Segment Start: DATA EXCERPTS

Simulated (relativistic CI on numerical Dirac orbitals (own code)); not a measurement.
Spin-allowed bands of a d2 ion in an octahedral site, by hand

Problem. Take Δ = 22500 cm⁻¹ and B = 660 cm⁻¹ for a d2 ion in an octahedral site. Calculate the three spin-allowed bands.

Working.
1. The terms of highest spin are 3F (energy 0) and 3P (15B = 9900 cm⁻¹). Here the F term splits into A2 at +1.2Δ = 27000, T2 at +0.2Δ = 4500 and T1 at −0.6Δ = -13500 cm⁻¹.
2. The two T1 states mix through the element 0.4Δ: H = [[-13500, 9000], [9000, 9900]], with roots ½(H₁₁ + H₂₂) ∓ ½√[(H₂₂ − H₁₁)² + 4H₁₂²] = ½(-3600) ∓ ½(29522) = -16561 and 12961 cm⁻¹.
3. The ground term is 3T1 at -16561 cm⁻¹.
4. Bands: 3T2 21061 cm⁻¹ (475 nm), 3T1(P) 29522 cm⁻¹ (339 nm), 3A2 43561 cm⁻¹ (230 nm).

Segment End: DATA EXCERPTS

REQUIRED ACTION: Would you output, from the records above, exactly the run of lines that starts at the line containing "Spin-allowed bands of" and ends at the line containing "3. The ground term is 3T1 at -16561 cm⁻¹.", and only that run?

WRITTEN SOLUTION:
Spin-allowed bands of a d2 ion in an octahedral site, by hand

Problem. Take Δ = 22500 cm⁻¹ and B = 660 cm⁻¹ for a d2 ion in an octahedral site. Calculate the three spin-allowed bands.

Working.
1. The terms of highest spin are 3F (energy 0) and 3P (15B = 9900 cm⁻¹). Here the F term splits into A2 at +1.2Δ = 27000, T2 at +0.2Δ = 4500 and T1 at −0.6Δ = -13500 cm⁻¹.
2. The two T1 states mix through the element 0.4Δ: H = [[-13500, 9000], [9000, 9900]], with roots ½(H₁₁ + H₂₂) ∓ ½√[(H₂₂ − H₁₁)² + 4H₁₂²] = ½(-3600) ∓ ½(29522) = -16561 and 12961 cm⁻¹.
3. The ground term is 3T1 at -16561 cm⁻¹.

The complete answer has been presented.